Repeat exactly, and only, the lines below starting at the line that contains "0.16 | +0.62 |" and ending at the line that contains "-1.10 | 1.00 | – |", inclusive of both.

[Opening Given information section]
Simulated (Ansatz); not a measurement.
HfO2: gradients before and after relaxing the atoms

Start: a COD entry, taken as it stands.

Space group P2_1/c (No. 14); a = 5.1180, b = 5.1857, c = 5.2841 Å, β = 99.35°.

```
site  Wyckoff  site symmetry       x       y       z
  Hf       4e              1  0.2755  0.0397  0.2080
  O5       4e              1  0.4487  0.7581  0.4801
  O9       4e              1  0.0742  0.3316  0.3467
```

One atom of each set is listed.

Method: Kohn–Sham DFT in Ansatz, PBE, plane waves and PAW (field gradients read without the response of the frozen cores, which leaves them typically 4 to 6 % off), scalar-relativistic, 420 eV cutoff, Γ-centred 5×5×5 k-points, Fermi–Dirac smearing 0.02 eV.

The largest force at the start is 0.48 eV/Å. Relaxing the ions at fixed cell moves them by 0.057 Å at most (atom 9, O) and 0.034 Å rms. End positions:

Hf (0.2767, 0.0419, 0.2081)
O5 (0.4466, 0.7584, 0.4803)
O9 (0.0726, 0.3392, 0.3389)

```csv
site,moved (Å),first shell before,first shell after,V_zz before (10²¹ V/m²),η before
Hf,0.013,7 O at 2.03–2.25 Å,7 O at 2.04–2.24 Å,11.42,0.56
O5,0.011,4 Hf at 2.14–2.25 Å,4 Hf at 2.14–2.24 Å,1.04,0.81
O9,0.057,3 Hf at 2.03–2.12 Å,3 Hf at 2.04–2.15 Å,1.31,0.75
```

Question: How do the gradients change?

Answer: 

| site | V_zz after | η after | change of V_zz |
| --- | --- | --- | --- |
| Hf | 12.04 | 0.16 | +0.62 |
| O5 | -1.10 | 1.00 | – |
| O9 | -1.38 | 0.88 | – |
[Closing Given information section]

■ Exercise result ■
| Hf | 12.04 | 0.16 | +0.62 |
| O5 | -1.10 | 1.00 | – |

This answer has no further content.